- **Work task**:
Starting with the first line and ending with the one that holds "Relaxed with r²SCAN.", retype the entries exactly.

- **Data**:
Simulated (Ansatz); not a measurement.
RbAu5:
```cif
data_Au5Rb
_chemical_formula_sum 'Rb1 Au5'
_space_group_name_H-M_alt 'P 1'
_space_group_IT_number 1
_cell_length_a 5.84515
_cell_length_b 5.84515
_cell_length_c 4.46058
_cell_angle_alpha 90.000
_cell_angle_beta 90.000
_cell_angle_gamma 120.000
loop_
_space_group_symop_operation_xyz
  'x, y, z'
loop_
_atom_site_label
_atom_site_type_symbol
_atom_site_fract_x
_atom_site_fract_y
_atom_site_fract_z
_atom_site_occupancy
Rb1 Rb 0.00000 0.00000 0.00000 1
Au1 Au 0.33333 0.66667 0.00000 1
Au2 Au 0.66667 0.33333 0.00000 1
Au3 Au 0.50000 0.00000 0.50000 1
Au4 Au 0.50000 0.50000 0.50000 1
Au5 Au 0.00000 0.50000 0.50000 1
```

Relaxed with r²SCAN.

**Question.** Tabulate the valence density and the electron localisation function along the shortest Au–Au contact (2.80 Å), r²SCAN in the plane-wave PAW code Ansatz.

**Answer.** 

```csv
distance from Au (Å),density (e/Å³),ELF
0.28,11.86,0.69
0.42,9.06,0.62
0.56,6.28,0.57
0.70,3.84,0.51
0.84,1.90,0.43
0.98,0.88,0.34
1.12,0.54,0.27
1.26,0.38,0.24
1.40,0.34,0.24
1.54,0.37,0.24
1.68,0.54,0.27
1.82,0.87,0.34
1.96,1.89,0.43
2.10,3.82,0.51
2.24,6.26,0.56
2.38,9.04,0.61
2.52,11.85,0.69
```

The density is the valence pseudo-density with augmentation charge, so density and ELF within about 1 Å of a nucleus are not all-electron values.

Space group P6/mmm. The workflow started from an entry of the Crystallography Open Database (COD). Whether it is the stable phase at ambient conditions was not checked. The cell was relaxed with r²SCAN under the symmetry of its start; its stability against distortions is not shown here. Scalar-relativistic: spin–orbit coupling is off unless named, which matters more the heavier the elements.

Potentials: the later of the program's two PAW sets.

- **Response area**:
Simulated (Ansatz); not a measurement.
RbAu5:
```cif
data_Au5Rb
_chemical_formula_sum 'Rb1 Au5'
_space_group_name_H-M_alt 'P 1'
_space_group_IT_number 1
_cell_length_a 5.84515
_cell_length_b 5.84515
_cell_length_c 4.46058
_cell_angle_alpha 90.000
_cell_angle_beta 90.000
_cell_angle_gamma 120.000
loop_
_space_group_symop_operation_xyz
  'x, y, z'
loop_
_atom_site_label
_atom_site_type_symbol
_atom_site_fract_x
_atom_site_fract_y
_atom_site_fract_z
_atom_site_occupancy
Rb1 Rb 0.00000 0.00000 0.00000 1
Au1 Au 0.33333 0.66667 0.00000 1
Au2 Au 0.66667 0.33333 0.00000 1
Au3 Au 0.50000 0.00000 0.50000 1
Au4 Au 0.50000 0.50000 0.50000 1
Au5 Au 0.00000 0.50000 0.50000 1
```

Relaxed with r²SCAN.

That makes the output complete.